::: Data section :::
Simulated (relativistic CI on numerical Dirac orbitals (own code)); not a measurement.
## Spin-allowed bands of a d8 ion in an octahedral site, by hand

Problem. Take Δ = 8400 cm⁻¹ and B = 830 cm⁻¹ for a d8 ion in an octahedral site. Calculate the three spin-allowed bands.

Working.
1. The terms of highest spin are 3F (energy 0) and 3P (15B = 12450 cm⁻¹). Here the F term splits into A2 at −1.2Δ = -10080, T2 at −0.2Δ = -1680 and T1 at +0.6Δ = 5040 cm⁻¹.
:::

Task item =>
Working through the records above, copy each one exactly.

Task solution =>
Simulated (relativistic CI on numerical Dirac orbitals (own code)); not a measurement.
## Spin-allowed bands of a d8 ion in an octahedral site, by hand

Problem. Take Δ = 8400 cm⁻¹ and B = 830 cm⁻¹ for a d8 ion in an octahedral site. Calculate the three spin-allowed bands.

Working.
1. The terms of highest spin are 3F (energy 0) and 3P (15B = 12450 cm⁻¹). Here the F term splits into A2 at −1.2Δ = -10080, T2 at −0.2Δ = -1680 and T1 at +0.6Δ = 5040 cm⁻¹.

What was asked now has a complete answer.